# Record extracts:
Start of Block

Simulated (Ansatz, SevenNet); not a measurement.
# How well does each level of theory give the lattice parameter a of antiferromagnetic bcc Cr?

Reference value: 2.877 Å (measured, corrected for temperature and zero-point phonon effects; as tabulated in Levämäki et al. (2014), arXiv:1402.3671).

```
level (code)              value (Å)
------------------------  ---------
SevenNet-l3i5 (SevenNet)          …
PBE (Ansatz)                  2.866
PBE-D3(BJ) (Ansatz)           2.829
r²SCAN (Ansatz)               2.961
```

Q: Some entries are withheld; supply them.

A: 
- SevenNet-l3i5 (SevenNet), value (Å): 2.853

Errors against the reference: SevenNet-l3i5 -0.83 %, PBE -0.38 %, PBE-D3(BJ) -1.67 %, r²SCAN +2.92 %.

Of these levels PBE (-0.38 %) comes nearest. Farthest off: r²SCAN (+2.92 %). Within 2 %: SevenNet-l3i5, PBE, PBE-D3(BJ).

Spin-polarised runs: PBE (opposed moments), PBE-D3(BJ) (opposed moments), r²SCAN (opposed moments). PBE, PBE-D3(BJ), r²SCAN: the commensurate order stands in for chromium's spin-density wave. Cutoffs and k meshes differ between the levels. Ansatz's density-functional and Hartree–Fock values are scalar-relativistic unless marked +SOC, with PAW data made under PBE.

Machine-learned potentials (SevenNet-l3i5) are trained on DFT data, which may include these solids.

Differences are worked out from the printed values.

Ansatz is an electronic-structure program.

End of Block

# Work request:
Reproduce word for word the material above, starting with the line that has "Q: Some entries are withheld; supply them." and stopping after the line that has "Spin-polarised runs: PBE".

# Exercise result:
Q: Some entries are withheld; supply them.

A: 
- SevenNet-l3i5 (SevenNet), value (Å): 2.853

Errors against the reference: SevenNet-l3i5 -0.83 %, PBE -0.38 %, PBE-D3(BJ) -1.67 %, r²SCAN +2.92 %.

Of these levels PBE (-0.38 %) comes nearest. Farthest off: r²SCAN (+2.92 %). Within 2 %: SevenNet-l3i5, PBE, PBE-D3(BJ).

Spin-polarised runs: PBE (opposed moments), PBE-D3(BJ) (opposed moments), r²SCAN (opposed moments). PBE, PBE-D3(BJ), r²SCAN: the commensurate order stands in for chromium's spin-density wave. Cutoffs and k meshes differ between the levels. Ansatz's density-functional and Hartree–Fock values are scalar-relativistic unless marked +SOC, with PAW data made under PBE.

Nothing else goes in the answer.